* EXERCISE: Print exactly those lines that run from the beginning of the data to the line bearing "After 6 geometry", inclusive.

* RECORD SET:
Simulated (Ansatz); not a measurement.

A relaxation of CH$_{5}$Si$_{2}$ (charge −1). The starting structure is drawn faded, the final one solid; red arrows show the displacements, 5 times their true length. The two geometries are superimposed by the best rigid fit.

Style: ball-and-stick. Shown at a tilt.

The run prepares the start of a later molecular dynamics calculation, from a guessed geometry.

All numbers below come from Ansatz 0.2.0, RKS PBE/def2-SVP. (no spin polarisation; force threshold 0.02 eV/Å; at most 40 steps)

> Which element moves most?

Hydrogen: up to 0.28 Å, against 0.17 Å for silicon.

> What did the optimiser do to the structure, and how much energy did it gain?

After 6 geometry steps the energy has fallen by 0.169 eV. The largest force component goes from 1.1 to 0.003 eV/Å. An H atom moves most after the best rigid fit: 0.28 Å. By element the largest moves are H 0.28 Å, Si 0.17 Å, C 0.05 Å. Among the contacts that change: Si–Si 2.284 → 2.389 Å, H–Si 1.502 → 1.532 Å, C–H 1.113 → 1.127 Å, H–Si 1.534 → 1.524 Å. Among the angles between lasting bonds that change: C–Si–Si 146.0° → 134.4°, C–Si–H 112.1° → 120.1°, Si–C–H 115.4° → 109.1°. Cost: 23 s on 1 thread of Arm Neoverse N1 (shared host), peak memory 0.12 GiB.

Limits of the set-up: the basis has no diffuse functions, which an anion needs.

* YOUR SOLUTION:
Simulated (Ansatz); not a measurement.

A relaxation of CH$_{5}$Si$_{2}$ (charge −1). The starting structure is drawn faded, the final one solid; red arrows show the displacements, 5 times their true length. The two geometries are superimposed by the best rigid fit.

Style: ball-and-stick. Shown at a tilt.

The run prepares the start of a later molecular dynamics calculation, from a guessed geometry.

All numbers below come from Ansatz 0.2.0, RKS PBE/def2-SVP. (no spin polarisation; force threshold 0.02 eV/Å; at most 40 steps)

> Which element moves most?

Hydrogen: up to 0.28 Å, against 0.17 Å for silicon.

> What did the optimiser do to the structure, and how much energy did it gain?

After 6 geometry steps the energy has fallen by 0.169 eV. The largest force component goes from 1.1 to 0.003 eV/Å. An H atom moves most after the best rigid fit: 0.28 Å. By element the largest moves are H 0.28 Å, Si 0.17 Å, C 0.05 Å. Among the contacts that change: Si–Si 2.284 → 2.389 Å, H–Si 1.502 → 1.532 Å, C–H 1.113 → 1.127 Å, H–Si 1.534 → 1.524 Å. Among the angles between lasting bonds that change: C–Si–Si 146.0° → 134.4°, C–Si–H 112.1° → 120.1°, Si–C–H 115.4° → 109.1°. Cost: 23 s on 1 thread of Arm Neoverse N1 (shared host), peak memory 0.12 GiB.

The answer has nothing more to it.